- [SUPPLIED DATA]
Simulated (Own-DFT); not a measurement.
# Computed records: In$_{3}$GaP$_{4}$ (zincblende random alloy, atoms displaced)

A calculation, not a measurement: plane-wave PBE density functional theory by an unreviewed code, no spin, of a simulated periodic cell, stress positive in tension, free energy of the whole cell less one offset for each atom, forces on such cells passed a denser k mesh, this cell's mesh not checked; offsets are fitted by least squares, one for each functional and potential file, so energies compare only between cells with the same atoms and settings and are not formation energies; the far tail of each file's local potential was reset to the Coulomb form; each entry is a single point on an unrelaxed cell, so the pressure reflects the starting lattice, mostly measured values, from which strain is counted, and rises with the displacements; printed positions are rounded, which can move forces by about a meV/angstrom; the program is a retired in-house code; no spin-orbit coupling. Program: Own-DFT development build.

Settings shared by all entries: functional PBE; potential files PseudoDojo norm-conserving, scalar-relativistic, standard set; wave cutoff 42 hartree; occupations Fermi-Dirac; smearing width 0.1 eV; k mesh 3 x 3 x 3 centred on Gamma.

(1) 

- [REQUIRED ACTION] After locating the line holding "A calculation, not" above, output exactly that line and every line after it through the line holding "Settings shared by". Include nothing else.

- [YOUR RESPONSE]
A calculation, not a measurement: plane-wave PBE density functional theory by an unreviewed code, no spin, of a simulated periodic cell, stress positive in tension, free energy of the whole cell less one offset for each atom, forces on such cells passed a denser k mesh, this cell's mesh not checked; offsets are fitted by least squares, one for each functional and potential file, so energies compare only between cells with the same atoms and settings and are not formation energies; the far tail of each file's local potential was reset to the Coulomb form; each entry is a single point on an unrelaxed cell, so the pressure reflects the starting lattice, mostly measured values, from which strain is counted, and rises with the displacements; printed positions are rounded, which can move forces by about a meV/angstrom; the program is a retired in-house code; no spin-orbit coupling. Program: Own-DFT development build.

Settings shared by all entries: functional PBE; potential files PseudoDojo norm-conserving, scalar-relativistic, standard set; wave cutoff 42 hartree; occupations Fermi-Dirac; smearing width 0.1 eV; k mesh 3 x 3 x 3 centred on Gamma.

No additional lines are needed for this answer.